Action item: Please write out the complete listing that follows, exactly as it reads.

Supplied information:
--------------------------------

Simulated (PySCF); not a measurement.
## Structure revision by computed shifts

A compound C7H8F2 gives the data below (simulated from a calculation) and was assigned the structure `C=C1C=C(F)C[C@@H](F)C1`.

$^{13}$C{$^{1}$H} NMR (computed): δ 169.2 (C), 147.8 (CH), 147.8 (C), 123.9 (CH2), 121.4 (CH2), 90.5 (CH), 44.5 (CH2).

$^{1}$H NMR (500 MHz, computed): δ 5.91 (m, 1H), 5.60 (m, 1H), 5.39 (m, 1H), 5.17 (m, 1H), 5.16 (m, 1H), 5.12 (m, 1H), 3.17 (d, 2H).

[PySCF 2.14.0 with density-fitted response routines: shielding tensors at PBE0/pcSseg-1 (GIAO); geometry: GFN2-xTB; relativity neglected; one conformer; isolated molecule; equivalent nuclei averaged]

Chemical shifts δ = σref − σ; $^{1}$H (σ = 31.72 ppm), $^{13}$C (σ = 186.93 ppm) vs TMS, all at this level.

--------------------------------

Answer area:
Simulated (PySCF); not a measurement.
## Structure revision by computed shifts

A compound C7H8F2 gives the data below (simulated from a calculation) and was assigned the structure `C=C1C=C(F)C[C@@H](F)C1`.

$^{13}$C{$^{1}$H} NMR (computed): δ 169.2 (C), 147.8 (CH), 147.8 (C), 123.9 (CH2), 121.4 (CH2), 90.5 (CH), 44.5 (CH2).

$^{1}$H NMR (500 MHz, computed): δ 5.91 (m, 1H), 5.60 (m, 1H), 5.39 (m, 1H), 5.17 (m, 1H), 5.16 (m, 1H), 5.12 (m, 1H), 3.17 (d, 2H).

[PySCF 2.14.0 with density-fitted response routines: shielding tensors at PBE0/pcSseg-1 (GIAO); geometry: GFN2-xTB; relativity neglected; one conformer; isolated molecule; equivalent nuclei averaged]

Chemical shifts δ = σref − σ; $^{1}$H (σ = 31.72 ppm), $^{13}$C (σ = 186.93 ppm) vs TMS, all at this level.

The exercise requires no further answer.